Give back every record exactly as it reads.

──────────

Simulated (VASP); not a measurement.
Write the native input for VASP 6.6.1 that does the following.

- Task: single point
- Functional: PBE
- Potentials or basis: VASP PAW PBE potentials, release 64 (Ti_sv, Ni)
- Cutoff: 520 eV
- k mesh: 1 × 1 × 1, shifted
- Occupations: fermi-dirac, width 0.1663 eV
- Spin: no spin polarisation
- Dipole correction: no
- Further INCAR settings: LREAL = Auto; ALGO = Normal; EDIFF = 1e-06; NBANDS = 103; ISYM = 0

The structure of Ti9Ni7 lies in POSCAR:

──────────

### Expected answer
Simulated (VASP); not a measurement.
Write the native input for VASP 6.6.1 that does the following.

- Task: single point
- Functional: PBE
- Potentials or basis: VASP PAW PBE potentials, release 64 (Ti_sv, Ni)
- Cutoff: 520 eV
- k mesh: 1 × 1 × 1, shifted
- Occupations: fermi-dirac, width 0.1663 eV
- Spin: no spin polarisation
- Dipole correction: no
- Further INCAR settings: LREAL = Auto; ALGO = Normal; EDIFF = 1e-06; NBANDS = 103; ISYM = 0

The structure of Ti9Ni7 lies in POSCAR:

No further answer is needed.